◆ Assignment: Everything from the line containing "6.81 | 27.3 |" through the line containing "3.17 | 21.4 |" should be repeated exactly, and nothing else from the data.

● ● ● ●

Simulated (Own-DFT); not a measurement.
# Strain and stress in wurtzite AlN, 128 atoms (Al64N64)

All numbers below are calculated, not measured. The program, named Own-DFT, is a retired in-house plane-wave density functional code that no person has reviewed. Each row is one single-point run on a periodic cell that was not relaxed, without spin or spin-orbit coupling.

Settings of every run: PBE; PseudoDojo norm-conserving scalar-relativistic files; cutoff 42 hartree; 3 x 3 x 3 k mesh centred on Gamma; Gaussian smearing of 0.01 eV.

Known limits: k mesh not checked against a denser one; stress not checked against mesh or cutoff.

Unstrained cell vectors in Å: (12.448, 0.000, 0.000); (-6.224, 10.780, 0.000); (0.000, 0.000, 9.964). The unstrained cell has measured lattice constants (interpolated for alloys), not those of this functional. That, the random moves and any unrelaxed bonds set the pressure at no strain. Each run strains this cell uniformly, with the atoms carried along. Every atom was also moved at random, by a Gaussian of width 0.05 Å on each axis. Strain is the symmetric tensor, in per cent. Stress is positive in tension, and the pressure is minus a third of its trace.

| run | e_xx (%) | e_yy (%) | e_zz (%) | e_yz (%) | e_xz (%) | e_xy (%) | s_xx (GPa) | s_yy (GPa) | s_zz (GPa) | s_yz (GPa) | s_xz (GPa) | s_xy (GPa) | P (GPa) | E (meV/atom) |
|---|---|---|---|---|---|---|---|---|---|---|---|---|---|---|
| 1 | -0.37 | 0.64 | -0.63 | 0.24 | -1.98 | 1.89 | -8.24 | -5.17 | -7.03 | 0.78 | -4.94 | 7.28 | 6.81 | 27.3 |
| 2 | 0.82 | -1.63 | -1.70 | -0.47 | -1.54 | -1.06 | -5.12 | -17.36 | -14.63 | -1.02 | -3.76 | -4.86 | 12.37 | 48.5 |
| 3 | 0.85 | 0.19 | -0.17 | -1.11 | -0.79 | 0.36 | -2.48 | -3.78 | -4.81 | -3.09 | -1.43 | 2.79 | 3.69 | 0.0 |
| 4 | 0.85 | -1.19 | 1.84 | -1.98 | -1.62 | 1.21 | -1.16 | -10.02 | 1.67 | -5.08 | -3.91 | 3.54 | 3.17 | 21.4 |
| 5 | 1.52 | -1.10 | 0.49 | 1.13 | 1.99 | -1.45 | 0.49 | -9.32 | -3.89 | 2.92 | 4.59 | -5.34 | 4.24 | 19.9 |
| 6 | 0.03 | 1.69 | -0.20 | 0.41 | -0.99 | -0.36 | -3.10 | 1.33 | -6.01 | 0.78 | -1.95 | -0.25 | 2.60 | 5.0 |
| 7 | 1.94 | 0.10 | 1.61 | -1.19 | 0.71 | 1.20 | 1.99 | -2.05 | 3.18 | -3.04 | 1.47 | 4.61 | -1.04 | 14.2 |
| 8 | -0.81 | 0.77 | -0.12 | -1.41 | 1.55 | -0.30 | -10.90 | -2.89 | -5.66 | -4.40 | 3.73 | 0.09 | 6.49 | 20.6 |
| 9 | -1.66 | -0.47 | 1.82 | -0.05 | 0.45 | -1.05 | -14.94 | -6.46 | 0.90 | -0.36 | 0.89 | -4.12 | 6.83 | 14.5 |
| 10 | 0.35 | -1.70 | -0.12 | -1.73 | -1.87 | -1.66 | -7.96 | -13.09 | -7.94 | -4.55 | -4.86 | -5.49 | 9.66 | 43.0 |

● ● ● ●

◆ Response:
| 1 | -0.37 | 0.64 | -0.63 | 0.24 | -1.98 | 1.89 | -8.24 | -5.17 | -7.03 | 0.78 | -4.94 | 7.28 | 6.81 | 27.3 |
| 2 | 0.82 | -1.63 | -1.70 | -0.47 | -1.54 | -1.06 | -5.12 | -17.36 | -14.63 | -1.02 | -3.76 | -4.86 | 12.37 | 48.5 |
| 3 | 0.85 | 0.19 | -0.17 | -1.11 | -0.79 | 0.36 | -2.48 | -3.78 | -4.81 | -3.09 | -1.43 | 2.79 | 3.69 | 0.0 |
| 4 | 0.85 | -1.19 | 1.84 | -1.98 | -1.62 | 1.21 | -1.16 | -10.02 | 1.67 | -5.08 | -3.91 | 3.54 | 3.17 | 21.4 |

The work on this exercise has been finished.